• [ENTRIES SUPPLIED]
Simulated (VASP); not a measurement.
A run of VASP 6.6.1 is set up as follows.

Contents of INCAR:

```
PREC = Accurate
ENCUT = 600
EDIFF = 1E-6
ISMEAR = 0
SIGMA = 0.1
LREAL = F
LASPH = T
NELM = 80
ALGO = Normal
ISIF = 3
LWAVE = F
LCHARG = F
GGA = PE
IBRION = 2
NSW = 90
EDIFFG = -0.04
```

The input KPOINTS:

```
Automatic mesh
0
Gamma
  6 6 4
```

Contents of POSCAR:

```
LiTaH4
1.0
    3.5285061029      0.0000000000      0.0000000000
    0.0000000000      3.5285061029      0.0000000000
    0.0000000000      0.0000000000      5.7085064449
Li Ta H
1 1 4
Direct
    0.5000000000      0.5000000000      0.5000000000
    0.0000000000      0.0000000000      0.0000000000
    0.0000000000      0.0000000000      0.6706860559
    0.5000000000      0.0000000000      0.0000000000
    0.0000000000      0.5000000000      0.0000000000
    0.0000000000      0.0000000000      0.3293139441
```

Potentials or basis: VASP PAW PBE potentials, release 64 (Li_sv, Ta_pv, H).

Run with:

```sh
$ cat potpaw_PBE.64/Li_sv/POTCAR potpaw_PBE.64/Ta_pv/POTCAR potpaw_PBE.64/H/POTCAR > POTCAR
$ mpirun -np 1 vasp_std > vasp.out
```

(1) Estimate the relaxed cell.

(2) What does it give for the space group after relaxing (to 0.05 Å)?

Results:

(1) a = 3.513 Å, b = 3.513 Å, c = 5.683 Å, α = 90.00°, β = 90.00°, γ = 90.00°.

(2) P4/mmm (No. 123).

• [WORK REQUEST] Using the records above, output exactly the lines from the first through the line that contains "(1) Estimate the relaxed cell.", with both of those included.

• [TASK RESULT]
Simulated (VASP); not a measurement.
A run of VASP 6.6.1 is set up as follows.

Contents of INCAR:

```
PREC = Accurate
ENCUT = 600
EDIFF = 1E-6
ISMEAR = 0
SIGMA = 0.1
LREAL = F
LASPH = T
NELM = 80
ALGO = Normal
ISIF = 3
LWAVE = F
LCHARG = F
GGA = PE
IBRION = 2
NSW = 90
EDIFFG = -0.04
```

The input KPOINTS:

```
Automatic mesh
0
Gamma
  6 6 4
```

Contents of POSCAR:

```
LiTaH4
1.0
    3.5285061029      0.0000000000      0.0000000000
    0.0000000000      3.5285061029      0.0000000000
    0.0000000000      0.0000000000      5.7085064449
Li Ta H
1 1 4
Direct
    0.5000000000      0.5000000000      0.5000000000
    0.0000000000      0.0000000000      0.0000000000
    0.0000000000      0.0000000000      0.6706860559
    0.5000000000      0.0000000000      0.0000000000
    0.0000000000      0.5000000000      0.0000000000
    0.0000000000      0.0000000000      0.3293139441
```

Potentials or basis: VASP PAW PBE potentials, release 64 (Li_sv, Ta_pv, H).

Run with:

```sh
$ cat potpaw_PBE.64/Li_sv/POTCAR potpaw_PBE.64/Ta_pv/POTCAR potpaw_PBE.64/H/POTCAR > POTCAR
$ mpirun -np 1 vasp_std > vasp.out
```

(1) Estimate the relaxed cell.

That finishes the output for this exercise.